Dataset excerpts =>
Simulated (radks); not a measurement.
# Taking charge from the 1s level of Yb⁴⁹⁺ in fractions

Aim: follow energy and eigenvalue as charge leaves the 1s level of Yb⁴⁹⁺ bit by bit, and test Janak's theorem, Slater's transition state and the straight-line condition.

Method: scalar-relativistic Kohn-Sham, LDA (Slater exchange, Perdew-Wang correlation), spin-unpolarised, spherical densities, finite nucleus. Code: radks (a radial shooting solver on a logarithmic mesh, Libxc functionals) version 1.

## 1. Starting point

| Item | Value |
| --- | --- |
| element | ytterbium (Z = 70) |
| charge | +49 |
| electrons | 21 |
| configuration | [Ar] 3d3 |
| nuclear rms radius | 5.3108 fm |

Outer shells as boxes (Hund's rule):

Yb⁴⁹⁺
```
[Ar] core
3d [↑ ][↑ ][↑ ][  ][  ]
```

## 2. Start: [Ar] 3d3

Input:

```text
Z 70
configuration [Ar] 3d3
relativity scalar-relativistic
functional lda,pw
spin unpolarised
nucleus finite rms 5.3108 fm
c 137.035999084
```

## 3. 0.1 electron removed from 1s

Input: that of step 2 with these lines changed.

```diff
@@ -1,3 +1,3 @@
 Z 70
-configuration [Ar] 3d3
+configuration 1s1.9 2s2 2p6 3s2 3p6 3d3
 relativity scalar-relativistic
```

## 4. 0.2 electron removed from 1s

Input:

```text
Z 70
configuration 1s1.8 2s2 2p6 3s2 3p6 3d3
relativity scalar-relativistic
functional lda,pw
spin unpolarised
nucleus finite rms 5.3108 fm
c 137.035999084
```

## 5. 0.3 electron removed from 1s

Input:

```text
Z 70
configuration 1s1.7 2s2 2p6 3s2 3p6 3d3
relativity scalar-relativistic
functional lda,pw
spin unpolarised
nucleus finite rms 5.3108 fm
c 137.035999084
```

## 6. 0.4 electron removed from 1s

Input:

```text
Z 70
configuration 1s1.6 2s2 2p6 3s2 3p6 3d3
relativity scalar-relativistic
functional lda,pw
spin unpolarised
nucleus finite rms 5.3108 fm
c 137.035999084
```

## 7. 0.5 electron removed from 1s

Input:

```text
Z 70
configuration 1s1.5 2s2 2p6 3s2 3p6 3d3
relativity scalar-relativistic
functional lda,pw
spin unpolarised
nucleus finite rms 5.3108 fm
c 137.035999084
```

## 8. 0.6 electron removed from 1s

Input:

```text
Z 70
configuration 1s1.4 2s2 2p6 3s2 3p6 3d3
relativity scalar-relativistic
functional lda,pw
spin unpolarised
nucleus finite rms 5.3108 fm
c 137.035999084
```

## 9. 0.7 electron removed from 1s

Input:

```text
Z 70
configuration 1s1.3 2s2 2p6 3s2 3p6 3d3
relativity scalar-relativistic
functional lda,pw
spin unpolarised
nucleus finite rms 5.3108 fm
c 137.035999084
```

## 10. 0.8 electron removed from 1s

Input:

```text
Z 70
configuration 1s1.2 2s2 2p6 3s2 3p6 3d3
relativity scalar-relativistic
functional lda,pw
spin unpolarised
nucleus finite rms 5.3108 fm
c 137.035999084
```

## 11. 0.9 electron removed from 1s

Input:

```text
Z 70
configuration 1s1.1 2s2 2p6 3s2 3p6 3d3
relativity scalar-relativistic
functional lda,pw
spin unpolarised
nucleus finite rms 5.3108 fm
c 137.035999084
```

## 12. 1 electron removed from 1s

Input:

Work order =>
The reply should hold only the lines from the beginning of the listing to the line with "## 1. Starting point", both ends included, unchanged.

Response area =>
Simulated (radks); not a measurement.
# Taking charge from the 1s level of Yb⁴⁹⁺ in fractions

Aim: follow energy and eigenvalue as charge leaves the 1s level of Yb⁴⁹⁺ bit by bit, and test Janak's theorem, Slater's transition state and the straight-line condition.

Method: scalar-relativistic Kohn-Sham, LDA (Slater exchange, Perdew-Wang correlation), spin-unpolarised, spherical densities, finite nucleus. Code: radks (a radial shooting solver on a logarithmic mesh, Libxc functionals) version 1.

## 1. Starting point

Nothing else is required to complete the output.